• **WORK REQUEST**:
After reading the records, print them all again exactly as they stand.

──────── EXTRACTED MATERIAL

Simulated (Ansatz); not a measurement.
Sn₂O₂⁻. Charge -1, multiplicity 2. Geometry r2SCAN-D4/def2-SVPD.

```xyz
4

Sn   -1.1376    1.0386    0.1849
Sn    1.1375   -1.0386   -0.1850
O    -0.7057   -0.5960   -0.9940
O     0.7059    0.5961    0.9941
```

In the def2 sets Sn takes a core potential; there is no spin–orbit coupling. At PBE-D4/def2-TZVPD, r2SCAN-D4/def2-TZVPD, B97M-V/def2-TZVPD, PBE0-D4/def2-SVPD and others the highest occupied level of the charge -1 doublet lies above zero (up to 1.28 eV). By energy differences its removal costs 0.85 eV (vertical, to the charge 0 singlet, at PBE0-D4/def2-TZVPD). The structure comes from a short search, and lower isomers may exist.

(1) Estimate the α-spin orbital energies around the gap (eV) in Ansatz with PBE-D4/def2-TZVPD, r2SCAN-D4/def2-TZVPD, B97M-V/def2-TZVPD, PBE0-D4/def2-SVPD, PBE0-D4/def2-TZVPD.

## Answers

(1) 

────────────────

• **ANSWER SECTION**:
Simulated (Ansatz); not a measurement.
Sn₂O₂⁻. Charge -1, multiplicity 2. Geometry r2SCAN-D4/def2-SVPD.

```xyz
4

Sn   -1.1376    1.0386    0.1849
Sn    1.1375   -1.0386   -0.1850
O    -0.7057   -0.5960   -0.9940
O     0.7059    0.5961    0.9941
```

In the def2 sets Sn takes a core potential; there is no spin–orbit coupling. At PBE-D4/def2-TZVPD, r2SCAN-D4/def2-TZVPD, B97M-V/def2-TZVPD, PBE0-D4/def2-SVPD and others the highest occupied level of the charge -1 doublet lies above zero (up to 1.28 eV). By energy differences its removal costs 0.85 eV (vertical, to the charge 0 singlet, at PBE0-D4/def2-TZVPD). The structure comes from a short search, and lower isomers may exist.

(1) Estimate the α-spin orbital energies around the gap (eV) in Ansatz with PBE-D4/def2-TZVPD, r2SCAN-D4/def2-TZVPD, B97M-V/def2-TZVPD, PBE0-D4/def2-SVPD, PBE0-D4/def2-TZVPD.

## Answers

(1) 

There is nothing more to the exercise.